Supplied data.
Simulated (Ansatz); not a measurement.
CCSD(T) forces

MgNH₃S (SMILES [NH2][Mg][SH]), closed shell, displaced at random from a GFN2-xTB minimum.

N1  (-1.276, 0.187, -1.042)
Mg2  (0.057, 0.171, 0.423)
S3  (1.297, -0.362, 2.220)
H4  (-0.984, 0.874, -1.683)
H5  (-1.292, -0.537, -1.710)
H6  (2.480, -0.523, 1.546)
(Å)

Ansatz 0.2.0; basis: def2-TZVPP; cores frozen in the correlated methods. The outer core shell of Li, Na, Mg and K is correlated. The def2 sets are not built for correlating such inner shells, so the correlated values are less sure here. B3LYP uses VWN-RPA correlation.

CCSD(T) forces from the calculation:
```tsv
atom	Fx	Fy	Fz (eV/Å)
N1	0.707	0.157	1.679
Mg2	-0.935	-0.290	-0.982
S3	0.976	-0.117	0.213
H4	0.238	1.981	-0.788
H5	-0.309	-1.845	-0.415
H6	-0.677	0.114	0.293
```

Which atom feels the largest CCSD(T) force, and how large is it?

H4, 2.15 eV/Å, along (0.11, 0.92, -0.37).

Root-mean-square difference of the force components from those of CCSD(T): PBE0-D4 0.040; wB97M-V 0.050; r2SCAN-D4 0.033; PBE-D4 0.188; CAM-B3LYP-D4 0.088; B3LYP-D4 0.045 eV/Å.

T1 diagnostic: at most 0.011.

Work item. The reply should hold only the lines from the first line of the listing above through the line with "(-1.292, -0.537, -1.710)", each copied exactly.

Exercise response.
Simulated (Ansatz); not a measurement.
CCSD(T) forces

MgNH₃S (SMILES [NH2][Mg][SH]), closed shell, displaced at random from a GFN2-xTB minimum.

N1  (-1.276, 0.187, -1.042)
Mg2  (0.057, 0.171, 0.423)
S3  (1.297, -0.362, 2.220)
H4  (-0.984, 0.874, -1.683)
H5  (-1.292, -0.537, -1.710)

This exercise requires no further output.